Quote verbatim the span of lines that begins the listing below and closes with the line containing "the first run**".

DATA EXCERPTS =
::::
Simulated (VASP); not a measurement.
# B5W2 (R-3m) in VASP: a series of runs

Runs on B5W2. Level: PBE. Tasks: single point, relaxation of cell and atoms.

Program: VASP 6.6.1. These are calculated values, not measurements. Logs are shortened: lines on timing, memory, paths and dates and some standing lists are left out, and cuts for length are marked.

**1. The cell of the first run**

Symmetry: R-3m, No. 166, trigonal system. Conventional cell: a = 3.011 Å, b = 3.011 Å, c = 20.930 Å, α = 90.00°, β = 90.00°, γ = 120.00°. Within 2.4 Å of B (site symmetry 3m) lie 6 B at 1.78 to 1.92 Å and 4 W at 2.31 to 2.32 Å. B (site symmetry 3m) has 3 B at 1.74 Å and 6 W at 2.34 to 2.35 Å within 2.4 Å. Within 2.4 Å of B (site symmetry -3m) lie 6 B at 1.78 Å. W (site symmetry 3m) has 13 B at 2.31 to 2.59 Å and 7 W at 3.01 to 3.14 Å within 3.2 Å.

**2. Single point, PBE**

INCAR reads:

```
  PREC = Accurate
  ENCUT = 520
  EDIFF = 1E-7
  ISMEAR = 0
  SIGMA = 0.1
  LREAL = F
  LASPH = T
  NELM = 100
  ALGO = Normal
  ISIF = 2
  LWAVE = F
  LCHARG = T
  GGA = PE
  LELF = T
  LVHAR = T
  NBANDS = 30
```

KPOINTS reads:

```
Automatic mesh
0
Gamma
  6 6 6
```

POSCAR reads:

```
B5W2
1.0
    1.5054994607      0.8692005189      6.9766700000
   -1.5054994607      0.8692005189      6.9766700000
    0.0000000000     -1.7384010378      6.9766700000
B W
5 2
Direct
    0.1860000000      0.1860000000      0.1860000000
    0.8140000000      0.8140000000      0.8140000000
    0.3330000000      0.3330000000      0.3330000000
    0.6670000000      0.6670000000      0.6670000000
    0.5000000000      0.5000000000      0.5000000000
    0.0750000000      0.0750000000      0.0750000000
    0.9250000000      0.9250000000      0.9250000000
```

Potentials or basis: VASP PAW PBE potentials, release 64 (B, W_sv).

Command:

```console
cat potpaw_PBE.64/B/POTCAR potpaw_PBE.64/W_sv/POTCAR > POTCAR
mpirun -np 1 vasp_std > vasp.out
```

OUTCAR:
::::

RESPONSE BOX =
Simulated (VASP); not a measurement.
# B5W2 (R-3m) in VASP: a series of runs

Runs on B5W2. Level: PBE. Tasks: single point, relaxation of cell and atoms.

Program: VASP 6.6.1. These are calculated values, not measurements. Logs are shortened: lines on timing, memory, paths and dates and some standing lists are left out, and cuts for length are marked.

**1. The cell of the first run**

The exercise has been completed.